## REQUIREMENT:
Exactly as shown, give the full listing again.

────────────────

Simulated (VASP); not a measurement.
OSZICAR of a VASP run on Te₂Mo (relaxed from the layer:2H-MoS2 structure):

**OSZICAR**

────────────────

## WRITTEN REPLY:
Simulated (VASP); not a measurement.
OSZICAR of a VASP run on Te₂Mo (relaxed from the layer:2H-MoS2 structure):

**OSZICAR**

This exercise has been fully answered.